Material provided -

* * * * * * * * *

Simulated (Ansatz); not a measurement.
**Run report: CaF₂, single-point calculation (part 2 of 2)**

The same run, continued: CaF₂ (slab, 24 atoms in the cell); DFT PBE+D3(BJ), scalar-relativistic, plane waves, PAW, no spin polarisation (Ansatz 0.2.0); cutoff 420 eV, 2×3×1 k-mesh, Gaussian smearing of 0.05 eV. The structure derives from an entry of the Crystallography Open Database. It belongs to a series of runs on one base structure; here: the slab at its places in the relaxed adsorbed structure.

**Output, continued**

* * * * * * * * *

Work item - The listing above holds a line with "(part 2 of 2)**" and a line with "The same run, continued: CaF₂". Print the stretch from the first through the second, exactly and alone.

Reply -
**Run report: CaF₂, single-point calculation (part 2 of 2)**

The same run, continued: CaF₂ (slab, 24 atoms in the cell); DFT PBE+D3(BJ), scalar-relativistic, plane waves, PAW, no spin polarisation (Ansatz 0.2.0); cutoff 420 eV, 2×3×1 k-mesh, Gaussian smearing of 0.05 eV. The structure derives from an entry of the Crystallography Open Database. It belongs to a series of runs on one base structure; here: the slab at its places in the relaxed adsorbed structure.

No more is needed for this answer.